▶ [EXTRACTED ENTRIES]:
=== Begin Enclosure ===
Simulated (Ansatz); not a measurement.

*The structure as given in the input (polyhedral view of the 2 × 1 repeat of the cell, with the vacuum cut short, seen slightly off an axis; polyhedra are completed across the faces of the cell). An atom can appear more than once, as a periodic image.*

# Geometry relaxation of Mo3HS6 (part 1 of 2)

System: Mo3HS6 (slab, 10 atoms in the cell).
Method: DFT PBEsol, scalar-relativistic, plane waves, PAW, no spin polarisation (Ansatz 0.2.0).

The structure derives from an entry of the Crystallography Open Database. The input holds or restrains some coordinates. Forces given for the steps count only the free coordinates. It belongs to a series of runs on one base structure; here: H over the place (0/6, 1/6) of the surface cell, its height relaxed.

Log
=== End Enclosure ===

▶ [ASSIGNMENT]: Copy, please, exactly the lines that start at the first line of the data and end at the line containing "The structure derives", both kept and no others.

▶ [EXERCISE RESPONSE]:
Simulated (Ansatz); not a measurement.

*The structure as given in the input (polyhedral view of the 2 × 1 repeat of the cell, with the vacuum cut short, seen slightly off an axis; polyhedra are completed across the faces of the cell). An atom can appear more than once, as a periodic image.*

# Geometry relaxation of Mo3HS6 (part 1 of 2)

System: Mo3HS6 (slab, 10 atoms in the cell).
Method: DFT PBEsol, scalar-relativistic, plane waves, PAW, no spin polarisation (Ansatz 0.2.0).

The structure derives from an entry of the Crystallography Open Database. The input holds or restrains some coordinates. Forces given for the steps count only the free coordinates. It belongs to a series of runs on one base structure; here: H over the place (0/6, 1/6) of the surface cell, its height relaxed.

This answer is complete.